Work instruction:
Extract precisely the lines of the entries below, from the first line through the line containing "Answer: A face-centred".

Data excerpts:
=== Begin Enclosure ===
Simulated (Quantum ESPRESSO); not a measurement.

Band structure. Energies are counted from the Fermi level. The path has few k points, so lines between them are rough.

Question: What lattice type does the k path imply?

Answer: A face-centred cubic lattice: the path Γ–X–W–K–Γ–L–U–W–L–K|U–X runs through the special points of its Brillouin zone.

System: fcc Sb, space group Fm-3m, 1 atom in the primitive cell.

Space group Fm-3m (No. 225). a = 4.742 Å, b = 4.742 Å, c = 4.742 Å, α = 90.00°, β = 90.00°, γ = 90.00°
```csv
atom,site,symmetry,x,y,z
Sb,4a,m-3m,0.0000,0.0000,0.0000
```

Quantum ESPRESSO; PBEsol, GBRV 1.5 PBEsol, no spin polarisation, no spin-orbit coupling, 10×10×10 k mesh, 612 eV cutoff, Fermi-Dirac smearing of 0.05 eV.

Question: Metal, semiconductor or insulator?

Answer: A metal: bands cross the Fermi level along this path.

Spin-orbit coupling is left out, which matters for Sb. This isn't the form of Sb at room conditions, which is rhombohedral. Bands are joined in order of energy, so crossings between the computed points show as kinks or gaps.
=== End Enclosure ===

Answer section:
Simulated (Quantum ESPRESSO); not a measurement.

Band structure. Energies are counted from the Fermi level. The path has few k points, so lines between them are rough.

Question: What lattice type does the k path imply?

Answer: A face-centred cubic lattice: the path Γ–X–W–K–Γ–L–U–W–L–K|U–X runs through the special points of its Brillouin zone.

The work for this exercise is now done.